**Work request**
Repeat exactly the lines from the first line of the records through the line containing "The runs below", and nothing more.

- - -

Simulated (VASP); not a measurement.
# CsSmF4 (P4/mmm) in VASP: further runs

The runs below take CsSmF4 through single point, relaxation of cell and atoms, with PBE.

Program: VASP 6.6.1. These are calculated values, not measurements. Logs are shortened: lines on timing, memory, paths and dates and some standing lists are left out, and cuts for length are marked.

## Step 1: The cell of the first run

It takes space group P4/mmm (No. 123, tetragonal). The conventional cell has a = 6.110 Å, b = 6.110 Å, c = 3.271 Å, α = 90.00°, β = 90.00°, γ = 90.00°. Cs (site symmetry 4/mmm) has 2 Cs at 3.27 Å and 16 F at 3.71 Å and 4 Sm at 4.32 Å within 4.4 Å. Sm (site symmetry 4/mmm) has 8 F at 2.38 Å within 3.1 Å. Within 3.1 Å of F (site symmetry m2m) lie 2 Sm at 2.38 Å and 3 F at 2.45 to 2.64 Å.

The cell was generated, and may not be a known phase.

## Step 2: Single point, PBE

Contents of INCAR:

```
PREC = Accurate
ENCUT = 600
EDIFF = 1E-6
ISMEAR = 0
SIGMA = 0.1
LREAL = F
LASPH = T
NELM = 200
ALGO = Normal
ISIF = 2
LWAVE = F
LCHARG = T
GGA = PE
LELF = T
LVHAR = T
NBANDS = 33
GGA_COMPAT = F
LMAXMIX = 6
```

- - -

**Answer space**
Simulated (VASP); not a measurement.
# CsSmF4 (P4/mmm) in VASP: further runs

The runs below take CsSmF4 through single point, relaxation of cell and atoms, with PBE.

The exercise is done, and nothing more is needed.